Material supplied:
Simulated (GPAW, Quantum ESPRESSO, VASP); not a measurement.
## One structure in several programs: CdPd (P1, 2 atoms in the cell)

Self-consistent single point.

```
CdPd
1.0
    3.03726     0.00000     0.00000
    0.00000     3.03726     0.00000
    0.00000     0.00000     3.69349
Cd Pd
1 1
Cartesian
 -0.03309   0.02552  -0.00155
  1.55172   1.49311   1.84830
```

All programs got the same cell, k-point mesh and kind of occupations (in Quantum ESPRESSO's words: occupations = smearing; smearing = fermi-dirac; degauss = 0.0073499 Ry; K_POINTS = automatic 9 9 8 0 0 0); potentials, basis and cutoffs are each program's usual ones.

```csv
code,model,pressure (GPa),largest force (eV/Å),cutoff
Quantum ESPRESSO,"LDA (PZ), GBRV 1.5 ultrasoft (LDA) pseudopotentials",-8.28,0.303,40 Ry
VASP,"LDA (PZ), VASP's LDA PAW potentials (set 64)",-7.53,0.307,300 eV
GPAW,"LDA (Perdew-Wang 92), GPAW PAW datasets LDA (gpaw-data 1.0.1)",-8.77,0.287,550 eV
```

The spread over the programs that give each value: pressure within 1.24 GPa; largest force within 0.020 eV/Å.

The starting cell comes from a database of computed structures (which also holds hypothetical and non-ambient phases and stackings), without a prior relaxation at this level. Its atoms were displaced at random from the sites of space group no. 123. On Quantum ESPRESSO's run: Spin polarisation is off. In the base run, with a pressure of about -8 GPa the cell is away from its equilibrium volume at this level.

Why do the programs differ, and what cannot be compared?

Activity:
With the line holding "The spread over" as the first and the line holding "The starting cell" as the last, set down that range of the entries above exactly, and nothing else.

Solution:
The spread over the programs that give each value: pressure within 1.24 GPa; largest force within 0.020 eV/Å.

The starting cell comes from a database of computed structures (which also holds hypothetical and non-ambient phases and stackings), without a prior relaxation at this level. Its atoms were displaced at random from the sites of space group no. 123. On Quantum ESPRESSO's run: Spin polarisation is off. In the base run, with a pressure of about -8 GPa the cell is away from its equilibrium volume at this level.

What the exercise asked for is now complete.